## Exercise data

[Start of section]

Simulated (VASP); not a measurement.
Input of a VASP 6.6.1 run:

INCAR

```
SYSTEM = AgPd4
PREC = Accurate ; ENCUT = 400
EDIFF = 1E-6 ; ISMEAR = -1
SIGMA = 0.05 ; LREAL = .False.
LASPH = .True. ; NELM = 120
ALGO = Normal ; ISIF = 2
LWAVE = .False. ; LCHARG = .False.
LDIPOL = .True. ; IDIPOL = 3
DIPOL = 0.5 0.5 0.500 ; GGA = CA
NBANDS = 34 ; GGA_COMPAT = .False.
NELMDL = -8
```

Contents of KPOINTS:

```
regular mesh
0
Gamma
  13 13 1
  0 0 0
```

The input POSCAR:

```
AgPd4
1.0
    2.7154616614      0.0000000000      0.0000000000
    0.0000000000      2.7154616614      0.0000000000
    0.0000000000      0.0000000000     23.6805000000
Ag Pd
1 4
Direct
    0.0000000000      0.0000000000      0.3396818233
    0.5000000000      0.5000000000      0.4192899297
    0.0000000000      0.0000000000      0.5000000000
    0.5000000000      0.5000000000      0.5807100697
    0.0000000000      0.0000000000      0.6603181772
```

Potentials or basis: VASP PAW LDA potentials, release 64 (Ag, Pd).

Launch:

[End of section]

## Work instruction
The whole listing above is to be copied exactly.

## Response
Simulated (VASP); not a measurement.
Input of a VASP 6.6.1 run:

INCAR

```
SYSTEM = AgPd4
PREC = Accurate ; ENCUT = 400
EDIFF = 1E-6 ; ISMEAR = -1
SIGMA = 0.05 ; LREAL = .False.
LASPH = .True. ; NELM = 120
ALGO = Normal ; ISIF = 2
LWAVE = .False. ; LCHARG = .False.
LDIPOL = .True. ; IDIPOL = 3
DIPOL = 0.5 0.5 0.500 ; GGA = CA
NBANDS = 34 ; GGA_COMPAT = .False.
NELMDL = -8
```

Contents of KPOINTS:

```
regular mesh
0
Gamma
  13 13 1
  0 0 0
```

The input POSCAR:

```
AgPd4
1.0
    2.7154616614      0.0000000000      0.0000000000
    0.0000000000      2.7154616614      0.0000000000
    0.0000000000      0.0000000000     23.6805000000
Ag Pd
1 4
Direct
    0.0000000000      0.0000000000      0.3396818233
    0.5000000000      0.5000000000      0.4192899297
    0.0000000000      0.0000000000      0.5000000000
    0.5000000000      0.5000000000      0.5807100697
    0.0000000000      0.0000000000      0.6603181772
```

Potentials or basis: VASP PAW LDA potentials, release 64 (Ag, Pd).

Launch:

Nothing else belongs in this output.